◇ ◇ ◇ ◇ ◇ ◇ ◇

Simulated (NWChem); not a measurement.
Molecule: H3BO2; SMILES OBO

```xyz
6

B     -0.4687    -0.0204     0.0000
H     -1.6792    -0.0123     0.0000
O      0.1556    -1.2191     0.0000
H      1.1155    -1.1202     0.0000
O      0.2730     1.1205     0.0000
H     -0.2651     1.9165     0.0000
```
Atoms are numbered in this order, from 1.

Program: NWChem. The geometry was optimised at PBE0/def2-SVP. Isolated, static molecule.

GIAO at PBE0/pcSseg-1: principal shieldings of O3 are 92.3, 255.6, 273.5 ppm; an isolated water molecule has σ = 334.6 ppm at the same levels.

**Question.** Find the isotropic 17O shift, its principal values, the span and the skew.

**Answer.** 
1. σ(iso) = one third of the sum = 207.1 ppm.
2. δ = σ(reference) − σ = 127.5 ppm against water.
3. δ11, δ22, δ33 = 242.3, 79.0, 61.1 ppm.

◇ ◇ ◇ ◇ ◇ ◇ ◇

▸ **Action item**
Print all the entries exactly as written.

▸ **Your solution**
Simulated (NWChem); not a measurement.
Molecule: H3BO2; SMILES OBO

```xyz
6

B     -0.4687    -0.0204     0.0000
H     -1.6792    -0.0123     0.0000
O      0.1556    -1.2191     0.0000
H      1.1155    -1.1202     0.0000
O      0.2730     1.1205     0.0000
H     -0.2651     1.9165     0.0000
```
Atoms are numbered in this order, from 1.

Program: NWChem. The geometry was optimised at PBE0/def2-SVP. Isolated, static molecule.

GIAO at PBE0/pcSseg-1: principal shieldings of O3 are 92.3, 255.6, 273.5 ppm; an isolated water molecule has σ = 334.6 ppm at the same levels.

**Question.** Find the isotropic 17O shift, its principal values, the span and the skew.

**Answer.** 
1. σ(iso) = one third of the sum = 207.1 ppm.
2. δ = σ(reference) − σ = 127.5 ppm against water.
3. δ11, δ22, δ33 = 242.3, 79.0, 61.1 ppm.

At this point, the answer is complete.